BRIEF:
A faithful, complete copy of the entries is the sole expected answer.

DATA UNDER STUDY:
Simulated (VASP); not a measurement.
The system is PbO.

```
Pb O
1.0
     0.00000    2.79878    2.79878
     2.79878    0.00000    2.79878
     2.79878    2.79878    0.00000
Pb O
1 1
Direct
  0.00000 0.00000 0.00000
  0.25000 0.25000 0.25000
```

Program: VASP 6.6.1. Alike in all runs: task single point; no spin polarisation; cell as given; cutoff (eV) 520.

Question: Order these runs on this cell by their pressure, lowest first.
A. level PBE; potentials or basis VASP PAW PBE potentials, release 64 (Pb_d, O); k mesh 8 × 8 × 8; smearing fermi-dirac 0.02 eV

RESULT:
Simulated (VASP); not a measurement.
The system is PbO.

```
Pb O
1.0
     0.00000    2.79878    2.79878
     2.79878    0.00000    2.79878
     2.79878    2.79878    0.00000
Pb O
1 1
Direct
  0.00000 0.00000 0.00000
  0.25000 0.25000 0.25000
```

Program: VASP 6.6.1. Alike in all runs: task single point; no spin polarisation; cell as given; cutoff (eV) 520.

Question: Order these runs on this cell by their pressure, lowest first.
A. level PBE; potentials or basis VASP PAW PBE potentials, release 64 (Pb_d, O); k mesh 8 × 8 × 8; smearing fermi-dirac 0.02 eV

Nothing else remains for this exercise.